Activity — Your task is to quote the listing below exactly, beginning with its first line and ending on the line bearing "mesh | 2 × 3 × 3 |".

· · ·

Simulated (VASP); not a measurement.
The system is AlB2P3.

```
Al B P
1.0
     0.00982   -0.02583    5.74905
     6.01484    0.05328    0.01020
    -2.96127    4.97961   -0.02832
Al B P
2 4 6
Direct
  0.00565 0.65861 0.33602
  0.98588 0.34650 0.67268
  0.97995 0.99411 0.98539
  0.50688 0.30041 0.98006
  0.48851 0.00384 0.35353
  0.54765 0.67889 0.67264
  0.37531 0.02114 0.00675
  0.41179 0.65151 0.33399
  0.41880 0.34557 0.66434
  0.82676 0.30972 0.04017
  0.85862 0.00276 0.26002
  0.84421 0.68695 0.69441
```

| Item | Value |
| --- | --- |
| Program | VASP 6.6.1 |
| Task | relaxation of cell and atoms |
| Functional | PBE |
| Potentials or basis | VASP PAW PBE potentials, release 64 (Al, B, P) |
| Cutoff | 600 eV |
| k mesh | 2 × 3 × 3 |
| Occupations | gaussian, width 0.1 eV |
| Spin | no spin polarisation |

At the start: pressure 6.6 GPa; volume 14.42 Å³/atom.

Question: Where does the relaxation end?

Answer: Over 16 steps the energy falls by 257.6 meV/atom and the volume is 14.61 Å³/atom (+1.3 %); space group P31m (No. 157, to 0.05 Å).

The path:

· · ·

Answer space —
Simulated (VASP); not a measurement.
The system is AlB2P3.

```
Al B P
1.0
     0.00982   -0.02583    5.74905
     6.01484    0.05328    0.01020
    -2.96127    4.97961   -0.02832
Al B P
2 4 6
Direct
  0.00565 0.65861 0.33602
  0.98588 0.34650 0.67268
  0.97995 0.99411 0.98539
  0.50688 0.30041 0.98006
  0.48851 0.00384 0.35353
  0.54765 0.67889 0.67264
  0.37531 0.02114 0.00675
  0.41179 0.65151 0.33399
  0.41880 0.34557 0.66434
  0.82676 0.30972 0.04017
  0.85862 0.00276 0.26002
  0.84421 0.68695 0.69441
```

| Item | Value |
| --- | --- |
| Program | VASP 6.6.1 |
| Task | relaxation of cell and atoms |
| Functional | PBE |
| Potentials or basis | VASP PAW PBE potentials, release 64 (Al, B, P) |
| Cutoff | 600 eV |
| k mesh | 2 × 3 × 3 |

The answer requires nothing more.